■ **WORK ORDER**: An exact repetition of the listing is required.

________________

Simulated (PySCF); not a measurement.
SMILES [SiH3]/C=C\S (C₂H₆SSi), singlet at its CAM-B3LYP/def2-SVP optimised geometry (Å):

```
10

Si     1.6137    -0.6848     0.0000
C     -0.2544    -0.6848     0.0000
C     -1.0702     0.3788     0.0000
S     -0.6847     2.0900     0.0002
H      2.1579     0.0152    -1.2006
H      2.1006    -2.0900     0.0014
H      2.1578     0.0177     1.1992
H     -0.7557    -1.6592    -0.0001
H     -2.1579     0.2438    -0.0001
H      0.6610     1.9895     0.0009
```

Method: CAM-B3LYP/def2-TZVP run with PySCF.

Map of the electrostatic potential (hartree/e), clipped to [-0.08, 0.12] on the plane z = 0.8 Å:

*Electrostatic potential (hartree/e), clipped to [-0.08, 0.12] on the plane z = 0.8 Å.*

________________

■ **RESPONSE**:
Simulated (PySCF); not a measurement.
SMILES [SiH3]/C=C\S (C₂H₆SSi), singlet at its CAM-B3LYP/def2-SVP optimised geometry (Å):

```
10

Si     1.6137    -0.6848     0.0000
C     -0.2544    -0.6848     0.0000
C     -1.0702     0.3788     0.0000
S     -0.6847     2.0900     0.0002
H      2.1579     0.0152    -1.2006
H      2.1006    -2.0900     0.0014
H      2.1578     0.0177     1.1992
H     -0.7557    -1.6592    -0.0001
H     -2.1579     0.2438    -0.0001
H      0.6610     1.9895     0.0009
```

Method: CAM-B3LYP/def2-TZVP run with PySCF.

Map of the electrostatic potential (hartree/e), clipped to [-0.08, 0.12] on the plane z = 0.8 Å:

*Electrostatic potential (hartree/e), clipped to [-0.08, 0.12] on the plane z = 0.8 Å.*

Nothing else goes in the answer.